◆ **Work request**:
Only an exact copy of the entries will serve as the answer.

◆ **Listed records**:
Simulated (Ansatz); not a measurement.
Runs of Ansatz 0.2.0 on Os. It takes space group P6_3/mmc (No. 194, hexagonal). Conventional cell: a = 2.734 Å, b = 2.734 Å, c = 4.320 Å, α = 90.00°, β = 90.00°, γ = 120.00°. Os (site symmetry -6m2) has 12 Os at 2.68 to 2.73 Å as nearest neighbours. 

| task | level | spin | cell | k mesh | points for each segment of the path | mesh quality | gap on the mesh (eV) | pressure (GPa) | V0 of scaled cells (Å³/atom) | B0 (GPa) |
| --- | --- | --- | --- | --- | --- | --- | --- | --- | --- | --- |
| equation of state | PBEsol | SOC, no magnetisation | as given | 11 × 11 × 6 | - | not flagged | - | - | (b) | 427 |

◆ **Solution**:
Simulated (Ansatz); not a measurement.
Runs of Ansatz 0.2.0 on Os. It takes space group P6_3/mmc (No. 194, hexagonal). Conventional cell: a = 2.734 Å, b = 2.734 Å, c = 4.320 Å, α = 90.00°, β = 90.00°, γ = 120.00°. Os (site symmetry -6m2) has 12 Os at 2.68 to 2.73 Å as nearest neighbours. 

| task | level | spin | cell | k mesh | points for each segment of the path | mesh quality | gap on the mesh (eV) | pressure (GPa) | V0 of scaled cells (Å³/atom) | B0 (GPa) |
| --- | --- | --- | --- | --- | --- | --- | --- | --- | --- | --- |
| equation of state | PBEsol | SOC, no magnetisation | as given | 11 × 11 × 6 | - | not flagged | - | - | (b) | 427 |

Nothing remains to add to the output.